********************
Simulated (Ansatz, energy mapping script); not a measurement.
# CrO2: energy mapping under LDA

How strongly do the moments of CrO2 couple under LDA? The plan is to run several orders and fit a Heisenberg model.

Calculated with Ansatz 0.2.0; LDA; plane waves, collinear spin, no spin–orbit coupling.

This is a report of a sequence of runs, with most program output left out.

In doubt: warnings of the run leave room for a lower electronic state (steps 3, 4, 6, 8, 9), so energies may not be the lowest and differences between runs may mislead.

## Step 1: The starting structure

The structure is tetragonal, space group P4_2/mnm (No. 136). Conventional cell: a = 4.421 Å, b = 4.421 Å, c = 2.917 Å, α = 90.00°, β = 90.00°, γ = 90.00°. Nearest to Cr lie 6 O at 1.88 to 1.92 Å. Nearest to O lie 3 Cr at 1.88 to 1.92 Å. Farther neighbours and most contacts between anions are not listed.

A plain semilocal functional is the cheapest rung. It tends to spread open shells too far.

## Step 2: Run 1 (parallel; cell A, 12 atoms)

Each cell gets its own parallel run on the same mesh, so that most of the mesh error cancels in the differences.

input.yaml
********************

_WORK REQUEST_
Start with the first line. Please copy exactly each line of the listing through the one with "Calculated with Ansatz", including it.

_TASK OUTPUT_
Simulated (Ansatz, energy mapping script); not a measurement.
# CrO2: energy mapping under LDA

How strongly do the moments of CrO2 couple under LDA? The plan is to run several orders and fit a Heisenberg model.

Calculated with Ansatz 0.2.0; LDA; plane waves, collinear spin, no spin–orbit coupling.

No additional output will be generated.